[[ Dataset extract open ]]

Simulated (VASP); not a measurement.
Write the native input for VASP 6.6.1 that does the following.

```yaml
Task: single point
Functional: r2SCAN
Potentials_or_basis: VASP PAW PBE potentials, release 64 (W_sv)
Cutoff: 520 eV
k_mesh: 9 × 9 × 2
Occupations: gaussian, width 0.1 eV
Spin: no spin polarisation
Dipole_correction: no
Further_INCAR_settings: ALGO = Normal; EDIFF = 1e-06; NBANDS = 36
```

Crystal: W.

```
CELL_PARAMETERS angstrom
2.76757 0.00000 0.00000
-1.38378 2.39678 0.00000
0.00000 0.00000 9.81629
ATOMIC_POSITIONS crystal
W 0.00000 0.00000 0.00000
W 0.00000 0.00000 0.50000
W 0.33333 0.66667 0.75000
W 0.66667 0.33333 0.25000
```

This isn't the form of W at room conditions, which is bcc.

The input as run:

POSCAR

[[ Dataset extract closed ]]

Exercise — Would you output the material above once more, exactly as given?

Answer area —
Simulated (VASP); not a measurement.
Write the native input for VASP 6.6.1 that does the following.

```yaml
Task: single point
Functional: r2SCAN
Potentials_or_basis: VASP PAW PBE potentials, release 64 (W_sv)
Cutoff: 520 eV
k_mesh: 9 × 9 × 2
Occupations: gaussian, width 0.1 eV
Spin: no spin polarisation
Dipole_correction: no
Further_INCAR_settings: ALGO = Normal; EDIFF = 1e-06; NBANDS = 36
```

Crystal: W.

```
CELL_PARAMETERS angstrom
2.76757 0.00000 0.00000
-1.38378 2.39678 0.00000
0.00000 0.00000 9.81629
ATOMIC_POSITIONS crystal
W 0.00000 0.00000 0.00000
W 0.00000 0.00000 0.50000
W 0.33333 0.66667 0.75000
W 0.66667 0.33333 0.25000
```

This isn't the form of W at room conditions, which is bcc.

The input as run:

POSCAR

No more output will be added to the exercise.